> **Action item**
An exact transcription of the lines below, from the first through the one containing "The unchanged cell is at -0.35 GPa.", is the only output wanted.

> **Source data**
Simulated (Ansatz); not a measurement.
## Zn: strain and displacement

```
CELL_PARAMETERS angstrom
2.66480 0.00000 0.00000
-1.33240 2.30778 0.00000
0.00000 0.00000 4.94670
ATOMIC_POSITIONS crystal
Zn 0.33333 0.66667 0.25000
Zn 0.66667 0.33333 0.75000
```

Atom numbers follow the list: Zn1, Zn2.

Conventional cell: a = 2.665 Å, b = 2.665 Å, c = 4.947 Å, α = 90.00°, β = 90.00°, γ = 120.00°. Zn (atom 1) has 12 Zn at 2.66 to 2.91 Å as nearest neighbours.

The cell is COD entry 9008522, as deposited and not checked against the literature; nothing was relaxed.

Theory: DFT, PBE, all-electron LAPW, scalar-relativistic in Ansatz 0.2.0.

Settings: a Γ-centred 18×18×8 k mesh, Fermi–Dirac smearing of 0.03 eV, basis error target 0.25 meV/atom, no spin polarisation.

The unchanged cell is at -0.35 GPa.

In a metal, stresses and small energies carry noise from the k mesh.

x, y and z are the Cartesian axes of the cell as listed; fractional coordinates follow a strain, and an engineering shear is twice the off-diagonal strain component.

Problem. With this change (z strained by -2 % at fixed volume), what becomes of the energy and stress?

> **Exercise response**
Simulated (Ansatz); not a measurement.
## Zn: strain and displacement

```
CELL_PARAMETERS angstrom
2.66480 0.00000 0.00000
-1.33240 2.30778 0.00000
0.00000 0.00000 4.94670
ATOMIC_POSITIONS crystal
Zn 0.33333 0.66667 0.25000
Zn 0.66667 0.33333 0.75000
```

Atom numbers follow the list: Zn1, Zn2.

Conventional cell: a = 2.665 Å, b = 2.665 Å, c = 4.947 Å, α = 90.00°, β = 90.00°, γ = 120.00°. Zn (atom 1) has 12 Zn at 2.66 to 2.91 Å as nearest neighbours.

The cell is COD entry 9008522, as deposited and not checked against the literature; nothing was relaxed.

Theory: DFT, PBE, all-electron LAPW, scalar-relativistic in Ansatz 0.2.0.

Settings: a Γ-centred 18×18×8 k mesh, Fermi–Dirac smearing of 0.03 eV, basis error target 0.25 meV/atom, no spin polarisation.

The unchanged cell is at -0.35 GPa.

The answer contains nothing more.